From the first line of the data below, repeat each line exactly until you reach the line with "of this run."; include that line too.

> Extracted material
[Start of section]

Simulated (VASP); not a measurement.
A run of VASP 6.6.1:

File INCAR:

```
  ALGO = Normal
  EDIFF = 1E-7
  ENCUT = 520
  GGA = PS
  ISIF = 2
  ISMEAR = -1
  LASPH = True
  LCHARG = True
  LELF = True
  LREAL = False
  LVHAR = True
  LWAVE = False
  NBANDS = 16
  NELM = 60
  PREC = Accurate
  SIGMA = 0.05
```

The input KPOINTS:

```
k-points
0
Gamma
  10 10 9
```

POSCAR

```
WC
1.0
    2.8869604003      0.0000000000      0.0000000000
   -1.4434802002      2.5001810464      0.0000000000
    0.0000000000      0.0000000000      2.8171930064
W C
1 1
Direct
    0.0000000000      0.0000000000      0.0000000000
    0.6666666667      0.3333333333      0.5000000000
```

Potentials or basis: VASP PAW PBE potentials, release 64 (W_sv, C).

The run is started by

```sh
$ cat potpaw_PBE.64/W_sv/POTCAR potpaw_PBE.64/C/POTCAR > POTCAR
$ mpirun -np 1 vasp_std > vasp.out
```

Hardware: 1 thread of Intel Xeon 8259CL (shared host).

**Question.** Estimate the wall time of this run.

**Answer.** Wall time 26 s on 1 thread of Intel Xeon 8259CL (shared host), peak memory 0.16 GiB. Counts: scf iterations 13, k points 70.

[End of section]

> Written solution
Simulated (VASP); not a measurement.
A run of VASP 6.6.1:

File INCAR:

```
  ALGO = Normal
  EDIFF = 1E-7
  ENCUT = 520
  GGA = PS
  ISIF = 2
  ISMEAR = -1
  LASPH = True
  LCHARG = True
  LELF = True
  LREAL = False
  LVHAR = True
  LWAVE = False
  NBANDS = 16
  NELM = 60
  PREC = Accurate
  SIGMA = 0.05
```

The input KPOINTS:

```
k-points
0
Gamma
  10 10 9
```

POSCAR

```
WC
1.0
    2.8869604003      0.0000000000      0.0000000000
   -1.4434802002      2.5001810464      0.0000000000
    0.0000000000      0.0000000000      2.8171930064
W C
1 1
Direct
    0.0000000000      0.0000000000      0.0000000000
    0.6666666667      0.3333333333      0.5000000000
```

Potentials or basis: VASP PAW PBE potentials, release 64 (W_sv, C).

The run is started by

```sh
$ cat potpaw_PBE.64/W_sv/POTCAR potpaw_PBE.64/C/POTCAR > POTCAR
$ mpirun -np 1 vasp_std > vasp.out
```

Hardware: 1 thread of Intel Xeon 8259CL (shared host).

**Question.** Estimate the wall time of this run.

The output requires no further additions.